The answer is to be an exact copy of the lines below running from the line with "Bond lengths: F1–In2" down to the line with "## (2) PBE0-D4 in def2-SVP", both ends included, and nothing more.

=== Section Start ===

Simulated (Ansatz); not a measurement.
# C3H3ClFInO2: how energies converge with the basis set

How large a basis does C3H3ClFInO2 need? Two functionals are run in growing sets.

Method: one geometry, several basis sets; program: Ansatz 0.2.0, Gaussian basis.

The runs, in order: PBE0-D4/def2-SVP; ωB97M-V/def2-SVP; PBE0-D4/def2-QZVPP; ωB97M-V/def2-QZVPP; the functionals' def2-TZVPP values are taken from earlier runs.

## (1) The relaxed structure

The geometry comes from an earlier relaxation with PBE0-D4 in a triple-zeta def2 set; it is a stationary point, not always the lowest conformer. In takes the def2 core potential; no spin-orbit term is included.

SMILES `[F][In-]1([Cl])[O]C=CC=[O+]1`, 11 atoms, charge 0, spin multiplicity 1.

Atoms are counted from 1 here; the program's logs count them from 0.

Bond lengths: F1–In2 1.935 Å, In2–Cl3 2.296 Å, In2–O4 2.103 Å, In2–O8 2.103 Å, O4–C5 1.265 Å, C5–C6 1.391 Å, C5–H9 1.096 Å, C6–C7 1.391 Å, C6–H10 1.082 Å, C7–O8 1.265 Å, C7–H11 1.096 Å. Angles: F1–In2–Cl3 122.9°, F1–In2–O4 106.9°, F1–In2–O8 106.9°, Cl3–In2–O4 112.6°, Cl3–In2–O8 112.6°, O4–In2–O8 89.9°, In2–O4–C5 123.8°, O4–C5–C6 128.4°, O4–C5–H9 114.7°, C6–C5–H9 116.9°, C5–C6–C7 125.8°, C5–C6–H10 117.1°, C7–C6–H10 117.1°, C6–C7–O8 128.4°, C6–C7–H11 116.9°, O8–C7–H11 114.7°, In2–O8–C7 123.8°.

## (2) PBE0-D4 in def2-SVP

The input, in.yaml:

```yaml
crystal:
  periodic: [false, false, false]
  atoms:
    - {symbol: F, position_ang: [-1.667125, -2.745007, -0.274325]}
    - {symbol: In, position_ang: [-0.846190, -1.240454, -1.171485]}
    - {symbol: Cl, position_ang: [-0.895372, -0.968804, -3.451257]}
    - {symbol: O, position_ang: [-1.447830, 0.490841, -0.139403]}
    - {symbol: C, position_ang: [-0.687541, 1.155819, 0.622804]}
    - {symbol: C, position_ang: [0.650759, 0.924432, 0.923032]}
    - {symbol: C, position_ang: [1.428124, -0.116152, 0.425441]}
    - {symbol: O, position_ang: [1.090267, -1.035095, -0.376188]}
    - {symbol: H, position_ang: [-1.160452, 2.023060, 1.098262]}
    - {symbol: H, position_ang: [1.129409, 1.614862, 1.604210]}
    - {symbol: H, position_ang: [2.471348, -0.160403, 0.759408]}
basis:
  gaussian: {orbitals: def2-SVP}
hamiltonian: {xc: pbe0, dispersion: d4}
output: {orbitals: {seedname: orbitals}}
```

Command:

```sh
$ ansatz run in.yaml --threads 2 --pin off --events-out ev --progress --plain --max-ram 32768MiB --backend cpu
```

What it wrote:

=== Section End ===

Worked solution:
Bond lengths: F1–In2 1.935 Å, In2–Cl3 2.296 Å, In2–O4 2.103 Å, In2–O8 2.103 Å, O4–C5 1.265 Å, C5–C6 1.391 Å, C5–H9 1.096 Å, C6–C7 1.391 Å, C6–H10 1.082 Å, C7–O8 1.265 Å, C7–H11 1.096 Å. Angles: F1–In2–Cl3 122.9°, F1–In2–O4 106.9°, F1–In2–O8 106.9°, Cl3–In2–O4 112.6°, Cl3–In2–O8 112.6°, O4–In2–O8 89.9°, In2–O4–C5 123.8°, O4–C5–C6 128.4°, O4–C5–H9 114.7°, C6–C5–H9 116.9°, C5–C6–C7 125.8°, C5–C6–H10 117.1°, C7–C6–H10 117.1°, C6–C7–O8 128.4°, C6–C7–H11 116.9°, O8–C7–H11 114.7°, In2–O8–C7 123.8°.

## (2) PBE0-D4 in def2-SVP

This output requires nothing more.